# EXTRACTED RECORDS
.....

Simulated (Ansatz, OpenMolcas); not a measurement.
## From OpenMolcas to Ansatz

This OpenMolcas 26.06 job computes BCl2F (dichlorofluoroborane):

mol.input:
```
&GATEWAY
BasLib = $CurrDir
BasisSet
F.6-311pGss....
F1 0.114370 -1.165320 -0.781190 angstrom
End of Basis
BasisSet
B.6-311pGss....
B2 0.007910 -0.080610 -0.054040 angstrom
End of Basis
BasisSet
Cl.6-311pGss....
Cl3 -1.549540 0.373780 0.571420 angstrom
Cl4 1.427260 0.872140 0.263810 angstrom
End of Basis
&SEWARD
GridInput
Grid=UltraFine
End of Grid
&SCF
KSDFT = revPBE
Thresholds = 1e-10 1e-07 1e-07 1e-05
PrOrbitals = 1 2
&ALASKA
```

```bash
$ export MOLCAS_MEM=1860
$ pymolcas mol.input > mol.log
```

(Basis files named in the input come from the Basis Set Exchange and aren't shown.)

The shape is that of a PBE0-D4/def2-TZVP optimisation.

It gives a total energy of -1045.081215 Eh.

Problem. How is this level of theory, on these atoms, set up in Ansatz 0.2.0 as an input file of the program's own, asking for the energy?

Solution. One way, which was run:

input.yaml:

.....

# BRIEF
What you give back must match the material word for word.

# ANSWER BOX
Simulated (Ansatz, OpenMolcas); not a measurement.
## From OpenMolcas to Ansatz

This OpenMolcas 26.06 job computes BCl2F (dichlorofluoroborane):

mol.input:
```
&GATEWAY
BasLib = $CurrDir
BasisSet
F.6-311pGss....
F1 0.114370 -1.165320 -0.781190 angstrom
End of Basis
BasisSet
B.6-311pGss....
B2 0.007910 -0.080610 -0.054040 angstrom
End of Basis
BasisSet
Cl.6-311pGss....
Cl3 -1.549540 0.373780 0.571420 angstrom
Cl4 1.427260 0.872140 0.263810 angstrom
End of Basis
&SEWARD
GridInput
Grid=UltraFine
End of Grid
&SCF
KSDFT = revPBE
Thresholds = 1e-10 1e-07 1e-07 1e-05
PrOrbitals = 1 2
&ALASKA
```

```bash
$ export MOLCAS_MEM=1860
$ pymolcas mol.input > mol.log
```

(Basis files named in the input come from the Basis Set Exchange and aren't shown.)

The shape is that of a PBE0-D4/def2-TZVP optimisation.

It gives a total energy of -1045.081215 Eh.

Problem. How is this level of theory, on these atoms, set up in Ansatz 0.2.0 as an input file of the program's own, asking for the energy?

Solution. One way, which was run:

input.yaml:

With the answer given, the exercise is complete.